## Material provided
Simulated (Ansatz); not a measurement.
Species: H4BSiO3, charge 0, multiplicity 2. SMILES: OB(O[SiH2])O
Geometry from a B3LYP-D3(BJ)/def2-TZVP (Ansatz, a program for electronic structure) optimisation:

## Work order
Retype the records above in full, exactly as they appear.

## Response
Simulated (Ansatz); not a measurement.
Species: H4BSiO3, charge 0, multiplicity 2. SMILES: OB(O[SiH2])O
Geometry from a B3LYP-D3(BJ)/def2-TZVP (Ansatz, a program for electronic structure) optimisation:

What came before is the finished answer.